» **Dataset excerpts**
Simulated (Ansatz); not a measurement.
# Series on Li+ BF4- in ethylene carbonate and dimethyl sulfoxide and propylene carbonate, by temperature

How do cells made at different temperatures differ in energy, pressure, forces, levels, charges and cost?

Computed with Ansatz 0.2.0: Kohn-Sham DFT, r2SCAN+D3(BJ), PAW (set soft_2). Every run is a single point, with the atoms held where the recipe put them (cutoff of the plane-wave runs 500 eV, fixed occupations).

» **Activity**
In full, transcribe each entry of the material exactly.

» **Written answer**
Simulated (Ansatz); not a measurement.
# Series on Li+ BF4- in ethylene carbonate and dimethyl sulfoxide and propylene carbonate, by temperature

How do cells made at different temperatures differ in energy, pressure, forces, levels, charges and cost?

Computed with Ansatz 0.2.0: Kohn-Sham DFT, r2SCAN+D3(BJ), PAW (set soft_2). Every run is a single point, with the atoms held where the recipe put them (cutoff of the plane-wave runs 500 eV, fixed occupations).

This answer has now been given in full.